- **ACTIVITY**: Give back every record precisely.

- **DATA TO EXAMINE**:
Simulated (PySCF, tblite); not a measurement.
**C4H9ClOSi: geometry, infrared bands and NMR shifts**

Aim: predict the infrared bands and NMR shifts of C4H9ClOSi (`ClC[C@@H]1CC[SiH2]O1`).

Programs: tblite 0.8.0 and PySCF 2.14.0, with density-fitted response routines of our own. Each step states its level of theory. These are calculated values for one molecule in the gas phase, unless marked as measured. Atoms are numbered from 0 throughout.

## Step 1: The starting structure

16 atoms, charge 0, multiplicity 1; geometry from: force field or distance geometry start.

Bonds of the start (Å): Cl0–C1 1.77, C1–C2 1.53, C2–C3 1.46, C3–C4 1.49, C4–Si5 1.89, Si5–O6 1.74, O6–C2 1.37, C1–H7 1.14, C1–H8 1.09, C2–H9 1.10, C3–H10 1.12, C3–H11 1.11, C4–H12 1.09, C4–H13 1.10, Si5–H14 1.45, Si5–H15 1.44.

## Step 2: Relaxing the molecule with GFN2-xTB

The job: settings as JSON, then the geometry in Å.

- **TASK RESULT**:
Simulated (PySCF, tblite); not a measurement.
**C4H9ClOSi: geometry, infrared bands and NMR shifts**

Aim: predict the infrared bands and NMR shifts of C4H9ClOSi (`ClC[C@@H]1CC[SiH2]O1`).

Programs: tblite 0.8.0 and PySCF 2.14.0, with density-fitted response routines of our own. Each step states its level of theory. These are calculated values for one molecule in the gas phase, unless marked as measured. Atoms are numbered from 0 throughout.

## Step 1: The starting structure

16 atoms, charge 0, multiplicity 1; geometry from: force field or distance geometry start.

Bonds of the start (Å): Cl0–C1 1.77, C1–C2 1.53, C2–C3 1.46, C3–C4 1.49, C4–Si5 1.89, Si5–O6 1.74, O6–C2 1.37, C1–H7 1.14, C1–H8 1.09, C2–H9 1.10, C3–H10 1.12, C3–H11 1.11, C4–H12 1.09, C4–H13 1.10, Si5–H14 1.45, Si5–H15 1.44.

## Step 2: Relaxing the molecule with GFN2-xTB

The job: settings as JSON, then the geometry in Å.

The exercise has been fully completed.